======
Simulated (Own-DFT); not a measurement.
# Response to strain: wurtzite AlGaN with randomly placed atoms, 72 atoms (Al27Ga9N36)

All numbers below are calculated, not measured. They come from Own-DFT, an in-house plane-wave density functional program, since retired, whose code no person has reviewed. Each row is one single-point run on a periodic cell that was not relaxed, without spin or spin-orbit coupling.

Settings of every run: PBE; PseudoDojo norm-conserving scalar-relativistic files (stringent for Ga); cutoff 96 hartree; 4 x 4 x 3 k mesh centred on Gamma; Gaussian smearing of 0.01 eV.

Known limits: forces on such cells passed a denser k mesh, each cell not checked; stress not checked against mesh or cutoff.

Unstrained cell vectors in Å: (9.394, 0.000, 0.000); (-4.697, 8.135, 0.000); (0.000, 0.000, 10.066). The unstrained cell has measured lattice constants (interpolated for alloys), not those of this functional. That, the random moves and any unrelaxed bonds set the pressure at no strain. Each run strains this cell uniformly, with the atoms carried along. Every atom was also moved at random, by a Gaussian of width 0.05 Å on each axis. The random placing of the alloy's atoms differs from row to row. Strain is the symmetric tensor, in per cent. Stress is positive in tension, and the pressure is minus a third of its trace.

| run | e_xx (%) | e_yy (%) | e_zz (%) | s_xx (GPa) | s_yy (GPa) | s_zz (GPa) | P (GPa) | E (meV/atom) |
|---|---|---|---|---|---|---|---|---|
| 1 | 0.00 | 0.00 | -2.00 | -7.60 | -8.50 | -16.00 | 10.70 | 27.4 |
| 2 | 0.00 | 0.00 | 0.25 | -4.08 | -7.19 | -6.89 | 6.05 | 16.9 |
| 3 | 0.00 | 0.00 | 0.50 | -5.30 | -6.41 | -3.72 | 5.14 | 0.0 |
======

Beginning at the line with "10.70 | 27.4 |" and stopping after the line with "6.05 | 16.9 |", please write out every line of the data above exactly and nothing else.

| 1 | 0.00 | 0.00 | -2.00 | -7.60 | -8.50 | -16.00 | 10.70 | 27.4 |
| 2 | 0.00 | 0.00 | 0.25 | -4.08 | -7.19 | -6.89 | 6.05 | 16.9 |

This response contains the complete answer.